Lines from the top of the entries down to the line with "did it gain?**" must be set down exactly as they stand, with both ends retained.

DATASET EXTRACT Start Marker
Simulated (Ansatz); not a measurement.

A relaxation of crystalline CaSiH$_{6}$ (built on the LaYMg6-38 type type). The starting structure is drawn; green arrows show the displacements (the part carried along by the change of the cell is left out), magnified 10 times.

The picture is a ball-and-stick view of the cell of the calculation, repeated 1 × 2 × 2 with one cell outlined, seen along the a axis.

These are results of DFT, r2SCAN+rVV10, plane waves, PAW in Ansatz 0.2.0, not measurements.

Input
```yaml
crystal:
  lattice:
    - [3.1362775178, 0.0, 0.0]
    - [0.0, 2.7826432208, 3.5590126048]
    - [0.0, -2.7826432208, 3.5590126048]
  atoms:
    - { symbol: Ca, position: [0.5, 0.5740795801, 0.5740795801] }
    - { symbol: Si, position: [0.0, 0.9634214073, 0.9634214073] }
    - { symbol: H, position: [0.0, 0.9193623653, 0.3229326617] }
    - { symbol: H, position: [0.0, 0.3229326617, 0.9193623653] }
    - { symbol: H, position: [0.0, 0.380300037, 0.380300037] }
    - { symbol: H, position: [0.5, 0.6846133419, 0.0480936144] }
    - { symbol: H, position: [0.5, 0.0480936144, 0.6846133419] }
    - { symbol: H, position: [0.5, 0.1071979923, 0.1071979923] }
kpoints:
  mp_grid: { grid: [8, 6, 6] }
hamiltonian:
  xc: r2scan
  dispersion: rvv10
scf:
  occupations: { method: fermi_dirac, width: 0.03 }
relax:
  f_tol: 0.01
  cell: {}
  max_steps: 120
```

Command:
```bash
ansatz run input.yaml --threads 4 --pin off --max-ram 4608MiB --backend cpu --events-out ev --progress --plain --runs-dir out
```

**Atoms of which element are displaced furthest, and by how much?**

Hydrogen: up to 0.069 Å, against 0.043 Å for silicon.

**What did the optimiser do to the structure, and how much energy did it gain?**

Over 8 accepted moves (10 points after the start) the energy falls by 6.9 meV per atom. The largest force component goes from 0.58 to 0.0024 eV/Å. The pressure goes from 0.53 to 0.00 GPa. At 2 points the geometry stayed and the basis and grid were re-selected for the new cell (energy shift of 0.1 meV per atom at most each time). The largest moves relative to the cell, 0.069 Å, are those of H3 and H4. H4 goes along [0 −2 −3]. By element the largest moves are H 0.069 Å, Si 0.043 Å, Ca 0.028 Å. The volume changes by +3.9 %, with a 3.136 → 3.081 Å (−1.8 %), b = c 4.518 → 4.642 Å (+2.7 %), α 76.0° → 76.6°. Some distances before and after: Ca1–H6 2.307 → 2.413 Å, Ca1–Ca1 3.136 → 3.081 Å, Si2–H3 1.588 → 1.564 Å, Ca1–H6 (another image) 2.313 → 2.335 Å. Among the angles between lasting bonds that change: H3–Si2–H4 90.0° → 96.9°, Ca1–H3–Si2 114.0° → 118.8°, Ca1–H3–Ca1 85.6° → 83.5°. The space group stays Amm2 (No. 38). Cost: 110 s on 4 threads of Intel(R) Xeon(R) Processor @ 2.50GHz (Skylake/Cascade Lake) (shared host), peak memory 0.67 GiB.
DATASET EXTRACT End Marker

## EXERCISE RESULT
Simulated (Ansatz); not a measurement.

A relaxation of crystalline CaSiH$_{6}$ (built on the LaYMg6-38 type type). The starting structure is drawn; green arrows show the displacements (the part carried along by the change of the cell is left out), magnified 10 times.

The picture is a ball-and-stick view of the cell of the calculation, repeated 1 × 2 × 2 with one cell outlined, seen along the a axis.

These are results of DFT, r2SCAN+rVV10, plane waves, PAW in Ansatz 0.2.0, not measurements.

Input
```yaml
crystal:
  lattice:
    - [3.1362775178, 0.0, 0.0]
    - [0.0, 2.7826432208, 3.5590126048]
    - [0.0, -2.7826432208, 3.5590126048]
  atoms:
    - { symbol: Ca, position: [0.5, 0.5740795801, 0.5740795801] }
    - { symbol: Si, position: [0.0, 0.9634214073, 0.9634214073] }
    - { symbol: H, position: [0.0, 0.9193623653, 0.3229326617] }
    - { symbol: H, position: [0.0, 0.3229326617, 0.9193623653] }
    - { symbol: H, position: [0.0, 0.380300037, 0.380300037] }
    - { symbol: H, position: [0.5, 0.6846133419, 0.0480936144] }
    - { symbol: H, position: [0.5, 0.0480936144, 0.6846133419] }
    - { symbol: H, position: [0.5, 0.1071979923, 0.1071979923] }
kpoints:
  mp_grid: { grid: [8, 6, 6] }
hamiltonian:
  xc: r2scan
  dispersion: rvv10
scf:
  occupations: { method: fermi_dirac, width: 0.03 }
relax:
  f_tol: 0.01
  cell: {}
  max_steps: 120
```

Command:
```bash
ansatz run input.yaml --threads 4 --pin off --max-ram 4608MiB --backend cpu --events-out ev --progress --plain --runs-dir out
```

**Atoms of which element are displaced furthest, and by how much?**

Hydrogen: up to 0.069 Å, against 0.043 Å for silicon.

**What did the optimiser do to the structure, and how much energy did it gain?**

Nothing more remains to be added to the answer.